* _Work instruction_
Your output should be the lines from the start of the data through the line containing "gap) (run 1)**", exactly and nothing more.

* _Source data_
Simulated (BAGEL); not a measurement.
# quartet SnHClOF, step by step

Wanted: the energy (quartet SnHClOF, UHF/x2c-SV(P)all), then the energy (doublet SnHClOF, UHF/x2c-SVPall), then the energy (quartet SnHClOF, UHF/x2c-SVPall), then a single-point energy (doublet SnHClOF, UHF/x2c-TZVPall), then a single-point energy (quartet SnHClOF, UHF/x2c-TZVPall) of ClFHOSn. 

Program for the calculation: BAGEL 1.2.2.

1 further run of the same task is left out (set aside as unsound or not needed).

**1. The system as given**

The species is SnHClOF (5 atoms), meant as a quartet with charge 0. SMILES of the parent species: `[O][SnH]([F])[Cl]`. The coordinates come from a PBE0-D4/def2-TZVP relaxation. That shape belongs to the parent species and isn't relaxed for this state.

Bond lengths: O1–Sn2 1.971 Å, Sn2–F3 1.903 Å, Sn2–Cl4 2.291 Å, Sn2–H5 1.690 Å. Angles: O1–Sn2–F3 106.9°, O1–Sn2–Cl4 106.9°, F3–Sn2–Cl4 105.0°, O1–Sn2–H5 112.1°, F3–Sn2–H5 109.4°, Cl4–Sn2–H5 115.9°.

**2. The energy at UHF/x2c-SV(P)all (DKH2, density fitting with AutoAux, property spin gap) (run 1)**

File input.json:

* _Task answer_
Simulated (BAGEL); not a measurement.
# quartet SnHClOF, step by step

Wanted: the energy (quartet SnHClOF, UHF/x2c-SV(P)all), then the energy (doublet SnHClOF, UHF/x2c-SVPall), then the energy (quartet SnHClOF, UHF/x2c-SVPall), then a single-point energy (doublet SnHClOF, UHF/x2c-TZVPall), then a single-point energy (quartet SnHClOF, UHF/x2c-TZVPall) of ClFHOSn. 

Program for the calculation: BAGEL 1.2.2.

1 further run of the same task is left out (set aside as unsound or not needed).

**1. The system as given**

The species is SnHClOF (5 atoms), meant as a quartet with charge 0. SMILES of the parent species: `[O][SnH]([F])[Cl]`. The coordinates come from a PBE0-D4/def2-TZVP relaxation. That shape belongs to the parent species and isn't relaxed for this state.

Bond lengths: O1–Sn2 1.971 Å, Sn2–F3 1.903 Å, Sn2–Cl4 2.291 Å, Sn2–H5 1.690 Å. Angles: O1–Sn2–F3 106.9°, O1–Sn2–Cl4 106.9°, F3–Sn2–Cl4 105.0°, O1–Sn2–H5 112.1°, F3–Sn2–H5 109.4°, Cl4–Sn2–H5 115.9°.

**2. The energy at UHF/x2c-SV(P)all (DKH2, density fitting with AutoAux, property spin gap) (run 1)**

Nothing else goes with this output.